Record set
Start of Block

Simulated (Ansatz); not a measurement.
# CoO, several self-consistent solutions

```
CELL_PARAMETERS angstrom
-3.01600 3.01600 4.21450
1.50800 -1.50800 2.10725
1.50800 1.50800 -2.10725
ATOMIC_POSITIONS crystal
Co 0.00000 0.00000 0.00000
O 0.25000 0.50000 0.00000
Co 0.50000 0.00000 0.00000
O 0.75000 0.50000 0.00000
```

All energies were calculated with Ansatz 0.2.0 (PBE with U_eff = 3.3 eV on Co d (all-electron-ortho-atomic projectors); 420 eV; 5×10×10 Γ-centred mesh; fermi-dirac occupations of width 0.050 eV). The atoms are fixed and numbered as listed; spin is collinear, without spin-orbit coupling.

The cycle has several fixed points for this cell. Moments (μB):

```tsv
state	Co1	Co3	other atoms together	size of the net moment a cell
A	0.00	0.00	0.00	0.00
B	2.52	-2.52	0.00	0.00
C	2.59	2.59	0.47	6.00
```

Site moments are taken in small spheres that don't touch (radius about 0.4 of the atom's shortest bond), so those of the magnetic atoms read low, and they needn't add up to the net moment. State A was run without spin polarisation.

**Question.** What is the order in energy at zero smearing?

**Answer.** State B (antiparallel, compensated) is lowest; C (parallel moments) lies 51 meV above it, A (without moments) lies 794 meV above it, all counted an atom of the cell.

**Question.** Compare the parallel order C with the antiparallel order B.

End of Block

Brief
All the lines above should be written out once more, exactly.

Problem solution
Simulated (Ansatz); not a measurement.
# CoO, several self-consistent solutions

```
CELL_PARAMETERS angstrom
-3.01600 3.01600 4.21450
1.50800 -1.50800 2.10725
1.50800 1.50800 -2.10725
ATOMIC_POSITIONS crystal
Co 0.00000 0.00000 0.00000
O 0.25000 0.50000 0.00000
Co 0.50000 0.00000 0.00000
O 0.75000 0.50000 0.00000
```

All energies were calculated with Ansatz 0.2.0 (PBE with U_eff = 3.3 eV on Co d (all-electron-ortho-atomic projectors); 420 eV; 5×10×10 Γ-centred mesh; fermi-dirac occupations of width 0.050 eV). The atoms are fixed and numbered as listed; spin is collinear, without spin-orbit coupling.

The cycle has several fixed points for this cell. Moments (μB):

```tsv
state	Co1	Co3	other atoms together	size of the net moment a cell
A	0.00	0.00	0.00	0.00
B	2.52	-2.52	0.00	0.00
C	2.59	2.59	0.47	6.00
```

Site moments are taken in small spheres that don't touch (radius about 0.4 of the atom's shortest bond), so those of the magnetic atoms read low, and they needn't add up to the net moment. State A was run without spin polarisation.

**Question.** What is the order in energy at zero smearing?

**Answer.** State B (antiparallel, compensated) is lowest; C (parallel moments) lies 51 meV above it, A (without moments) lies 794 meV above it, all counted an atom of the cell.

**Question.** Compare the parallel order C with the antiparallel order B.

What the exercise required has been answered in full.